- [DATASET]
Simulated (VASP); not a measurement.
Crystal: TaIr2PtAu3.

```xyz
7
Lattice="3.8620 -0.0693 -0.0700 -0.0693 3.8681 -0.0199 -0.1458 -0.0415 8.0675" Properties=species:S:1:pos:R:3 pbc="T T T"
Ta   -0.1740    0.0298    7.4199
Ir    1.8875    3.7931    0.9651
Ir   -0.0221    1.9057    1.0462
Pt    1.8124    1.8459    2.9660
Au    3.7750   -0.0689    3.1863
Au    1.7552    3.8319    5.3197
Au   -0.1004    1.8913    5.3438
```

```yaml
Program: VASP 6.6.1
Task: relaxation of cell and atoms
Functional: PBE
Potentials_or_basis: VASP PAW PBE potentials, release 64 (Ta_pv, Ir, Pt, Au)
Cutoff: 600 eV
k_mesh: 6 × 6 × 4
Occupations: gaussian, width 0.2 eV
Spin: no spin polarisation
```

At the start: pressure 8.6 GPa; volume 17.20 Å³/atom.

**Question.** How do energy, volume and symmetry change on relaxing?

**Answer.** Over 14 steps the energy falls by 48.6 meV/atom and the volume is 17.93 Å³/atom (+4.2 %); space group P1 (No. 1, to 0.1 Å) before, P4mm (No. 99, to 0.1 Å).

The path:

- [REQUIREMENT]
Taking the entries above, print exactly the lines starting at the line with "change on relaxing?" and ending at the line with "99, to 0.1 Å).", both included.

- [WRITTEN SOLUTION]
**Question.** How do energy, volume and symmetry change on relaxing?

**Answer.** Over 14 steps the energy falls by 48.6 meV/atom and the volume is 17.93 Å³/atom (+4.2 %); space group P1 (No. 1, to 0.1 Å) before, P4mm (No. 99, to 0.1 Å).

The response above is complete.